****************************************
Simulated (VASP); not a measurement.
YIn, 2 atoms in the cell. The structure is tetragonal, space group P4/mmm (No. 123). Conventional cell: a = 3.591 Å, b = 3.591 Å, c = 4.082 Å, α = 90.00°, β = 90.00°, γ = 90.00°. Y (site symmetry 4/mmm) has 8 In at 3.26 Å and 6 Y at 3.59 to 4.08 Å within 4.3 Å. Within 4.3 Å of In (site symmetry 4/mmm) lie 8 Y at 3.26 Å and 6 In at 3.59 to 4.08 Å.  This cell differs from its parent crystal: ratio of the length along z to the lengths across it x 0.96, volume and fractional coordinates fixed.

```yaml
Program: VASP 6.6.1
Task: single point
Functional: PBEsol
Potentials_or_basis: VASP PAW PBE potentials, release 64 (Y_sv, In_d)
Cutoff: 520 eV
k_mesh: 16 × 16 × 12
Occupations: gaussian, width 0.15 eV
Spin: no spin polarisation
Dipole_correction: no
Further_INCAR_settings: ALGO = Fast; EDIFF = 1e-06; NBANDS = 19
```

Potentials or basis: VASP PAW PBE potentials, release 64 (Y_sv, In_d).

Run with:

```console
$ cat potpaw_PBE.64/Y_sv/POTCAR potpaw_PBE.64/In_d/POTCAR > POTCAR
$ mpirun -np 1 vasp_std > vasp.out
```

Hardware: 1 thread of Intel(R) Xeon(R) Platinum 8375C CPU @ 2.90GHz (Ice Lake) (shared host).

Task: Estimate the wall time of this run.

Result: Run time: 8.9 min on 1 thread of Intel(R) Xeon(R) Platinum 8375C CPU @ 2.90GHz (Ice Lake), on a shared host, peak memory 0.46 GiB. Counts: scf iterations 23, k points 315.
****************************************

REQUIREMENT -
All lines from the beginning of the listing through the one with "Task: Estimate the wall time of this run." are to be restated word for word, and only those.

EXPECTED ANSWER -
Simulated (VASP); not a measurement.
YIn, 2 atoms in the cell. The structure is tetragonal, space group P4/mmm (No. 123). Conventional cell: a = 3.591 Å, b = 3.591 Å, c = 4.082 Å, α = 90.00°, β = 90.00°, γ = 90.00°. Y (site symmetry 4/mmm) has 8 In at 3.26 Å and 6 Y at 3.59 to 4.08 Å within 4.3 Å. Within 4.3 Å of In (site symmetry 4/mmm) lie 8 Y at 3.26 Å and 6 In at 3.59 to 4.08 Å.  This cell differs from its parent crystal: ratio of the length along z to the lengths across it x 0.96, volume and fractional coordinates fixed.

```yaml
Program: VASP 6.6.1
Task: single point
Functional: PBEsol
Potentials_or_basis: VASP PAW PBE potentials, release 64 (Y_sv, In_d)
Cutoff: 520 eV
k_mesh: 16 × 16 × 12
Occupations: gaussian, width 0.15 eV
Spin: no spin polarisation
Dipole_correction: no
Further_INCAR_settings: ALGO = Fast; EDIFF = 1e-06; NBANDS = 19
```

Potentials or basis: VASP PAW PBE potentials, release 64 (Y_sv, In_d).

Run with:

```console
$ cat potpaw_PBE.64/Y_sv/POTCAR potpaw_PBE.64/In_d/POTCAR > POTCAR
$ mpirun -np 1 vasp_std > vasp.out
```

Hardware: 1 thread of Intel(R) Xeon(R) Platinum 8375C CPU @ 2.90GHz (Ice Lake) (shared host).

Task: Estimate the wall time of this run.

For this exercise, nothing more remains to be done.